Look for the line that has "Runs of VASP" in the material below; please repeat it and every line after it, exactly, up to and including the line that has "Solution. (a) 0.3.", and nothing else.

__Provided material__
..............................
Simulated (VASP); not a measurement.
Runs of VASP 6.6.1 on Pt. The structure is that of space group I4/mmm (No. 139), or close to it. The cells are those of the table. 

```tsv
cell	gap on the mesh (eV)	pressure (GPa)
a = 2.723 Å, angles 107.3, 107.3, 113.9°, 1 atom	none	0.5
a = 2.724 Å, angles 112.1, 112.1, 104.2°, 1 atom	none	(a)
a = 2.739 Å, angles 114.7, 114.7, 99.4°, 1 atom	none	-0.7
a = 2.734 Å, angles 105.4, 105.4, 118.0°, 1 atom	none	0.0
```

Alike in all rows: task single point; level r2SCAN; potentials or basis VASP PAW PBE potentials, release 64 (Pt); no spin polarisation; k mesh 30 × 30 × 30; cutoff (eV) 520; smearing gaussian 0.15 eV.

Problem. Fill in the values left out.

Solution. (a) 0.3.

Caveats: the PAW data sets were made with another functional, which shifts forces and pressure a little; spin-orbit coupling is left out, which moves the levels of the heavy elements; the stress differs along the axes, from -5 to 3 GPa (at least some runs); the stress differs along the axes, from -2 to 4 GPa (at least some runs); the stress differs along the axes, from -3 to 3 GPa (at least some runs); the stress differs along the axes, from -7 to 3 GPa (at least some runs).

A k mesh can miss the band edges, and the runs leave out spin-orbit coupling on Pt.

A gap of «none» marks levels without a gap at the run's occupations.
..............................

__Written response__
Runs of VASP 6.6.1 on Pt. The structure is that of space group I4/mmm (No. 139), or close to it. The cells are those of the table. 

```tsv
cell	gap on the mesh (eV)	pressure (GPa)
a = 2.723 Å, angles 107.3, 107.3, 113.9°, 1 atom	none	0.5
a = 2.724 Å, angles 112.1, 112.1, 104.2°, 1 atom	none	(a)
a = 2.739 Å, angles 114.7, 114.7, 99.4°, 1 atom	none	-0.7
a = 2.734 Å, angles 105.4, 105.4, 118.0°, 1 atom	none	0.0
```

Alike in all rows: task single point; level r2SCAN; potentials or basis VASP PAW PBE potentials, release 64 (Pt); no spin polarisation; k mesh 30 × 30 × 30; cutoff (eV) 520; smearing gaussian 0.15 eV.

Problem. Fill in the values left out.

Solution. (a) 0.3.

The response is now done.